ASSIGNMENT: Only the lines from the top of the data through the line with "Active space for" should be repeated, each exactly as written.

PROVIDED RECORDS:
################
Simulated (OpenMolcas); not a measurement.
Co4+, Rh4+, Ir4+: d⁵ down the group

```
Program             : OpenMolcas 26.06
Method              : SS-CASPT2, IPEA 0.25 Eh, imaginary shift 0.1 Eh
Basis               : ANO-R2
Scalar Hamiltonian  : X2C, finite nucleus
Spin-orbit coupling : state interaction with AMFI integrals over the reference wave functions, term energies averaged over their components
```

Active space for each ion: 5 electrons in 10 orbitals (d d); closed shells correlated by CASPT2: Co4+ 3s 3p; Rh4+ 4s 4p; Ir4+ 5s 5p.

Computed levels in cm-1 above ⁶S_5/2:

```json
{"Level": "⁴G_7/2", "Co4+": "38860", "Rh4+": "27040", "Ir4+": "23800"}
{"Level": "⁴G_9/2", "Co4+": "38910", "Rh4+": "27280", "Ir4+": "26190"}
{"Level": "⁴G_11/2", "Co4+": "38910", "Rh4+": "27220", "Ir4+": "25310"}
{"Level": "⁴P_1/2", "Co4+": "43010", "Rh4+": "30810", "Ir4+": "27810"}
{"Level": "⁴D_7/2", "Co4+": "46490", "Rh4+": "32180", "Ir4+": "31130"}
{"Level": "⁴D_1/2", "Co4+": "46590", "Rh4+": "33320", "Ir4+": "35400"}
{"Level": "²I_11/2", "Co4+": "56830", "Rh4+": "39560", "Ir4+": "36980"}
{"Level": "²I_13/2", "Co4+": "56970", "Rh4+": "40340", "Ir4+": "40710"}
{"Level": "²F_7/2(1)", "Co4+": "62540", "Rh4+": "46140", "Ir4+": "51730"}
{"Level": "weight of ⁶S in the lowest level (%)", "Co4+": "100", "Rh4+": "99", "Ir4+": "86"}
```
################

TASK ANSWER:
Simulated (OpenMolcas); not a measurement.
Co4+, Rh4+, Ir4+: d⁵ down the group

```
Program             : OpenMolcas 26.06
Method              : SS-CASPT2, IPEA 0.25 Eh, imaginary shift 0.1 Eh
Basis               : ANO-R2
Scalar Hamiltonian  : X2C, finite nucleus
Spin-orbit coupling : state interaction with AMFI integrals over the reference wave functions, term energies averaged over their components
```

Active space for each ion: 5 electrons in 10 orbitals (d d); closed shells correlated by CASPT2: Co4+ 3s 3p; Rh4+ 4s 4p; Ir4+ 5s 5p.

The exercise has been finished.